• **DATASET CONTENT**:
-.-.-
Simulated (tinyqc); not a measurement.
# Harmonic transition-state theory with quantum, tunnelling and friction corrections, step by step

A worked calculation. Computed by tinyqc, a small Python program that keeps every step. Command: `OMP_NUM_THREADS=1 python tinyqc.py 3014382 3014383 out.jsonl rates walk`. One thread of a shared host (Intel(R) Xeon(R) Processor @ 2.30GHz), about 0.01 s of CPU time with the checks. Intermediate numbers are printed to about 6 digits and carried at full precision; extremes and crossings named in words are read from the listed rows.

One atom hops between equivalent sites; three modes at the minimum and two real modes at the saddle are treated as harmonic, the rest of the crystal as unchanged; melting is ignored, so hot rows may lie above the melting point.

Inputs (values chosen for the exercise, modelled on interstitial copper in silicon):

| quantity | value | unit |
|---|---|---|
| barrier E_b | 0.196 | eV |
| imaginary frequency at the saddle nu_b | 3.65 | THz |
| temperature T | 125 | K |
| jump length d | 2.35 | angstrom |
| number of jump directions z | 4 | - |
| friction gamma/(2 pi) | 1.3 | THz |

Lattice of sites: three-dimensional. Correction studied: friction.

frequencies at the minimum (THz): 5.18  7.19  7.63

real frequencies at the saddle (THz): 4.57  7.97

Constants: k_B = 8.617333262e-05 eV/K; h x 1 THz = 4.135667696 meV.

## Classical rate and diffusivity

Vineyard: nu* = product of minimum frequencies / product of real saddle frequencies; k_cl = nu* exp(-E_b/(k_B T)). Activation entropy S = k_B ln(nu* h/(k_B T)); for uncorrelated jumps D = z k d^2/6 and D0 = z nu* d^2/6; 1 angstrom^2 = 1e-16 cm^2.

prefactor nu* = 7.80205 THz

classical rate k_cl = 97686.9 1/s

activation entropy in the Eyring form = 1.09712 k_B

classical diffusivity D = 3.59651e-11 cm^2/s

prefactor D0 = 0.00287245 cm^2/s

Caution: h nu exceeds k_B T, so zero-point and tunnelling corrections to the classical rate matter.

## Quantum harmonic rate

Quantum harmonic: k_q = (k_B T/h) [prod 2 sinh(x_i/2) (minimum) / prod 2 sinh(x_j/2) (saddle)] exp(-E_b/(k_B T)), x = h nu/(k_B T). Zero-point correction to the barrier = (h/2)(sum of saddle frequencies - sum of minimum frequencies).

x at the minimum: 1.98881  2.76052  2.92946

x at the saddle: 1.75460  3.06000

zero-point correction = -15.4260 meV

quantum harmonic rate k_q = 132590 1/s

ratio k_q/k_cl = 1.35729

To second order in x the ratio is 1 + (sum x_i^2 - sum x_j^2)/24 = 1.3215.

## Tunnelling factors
-.-.-

• **WORK INSTRUCTION**:
The answer is the run of lines above from the line containing "prefactor D0 = 0.00287245 cm^2/s" through the line containing "Quantum harmonic: k_q", copied exactly and alone.

• **TASK OUTPUT**:
prefactor D0 = 0.00287245 cm^2/s

Caution: h nu exceeds k_B T, so zero-point and tunnelling corrections to the classical rate matter.

## Quantum harmonic rate

Quantum harmonic: k_q = (k_B T/h) [prod 2 sinh(x_i/2) (minimum) / prod 2 sinh(x_j/2) (saddle)] exp(-E_b/(k_B T)), x = h nu/(k_B T). Zero-point correction to the barrier = (h/2)(sum of saddle frequencies - sum of minimum frequencies).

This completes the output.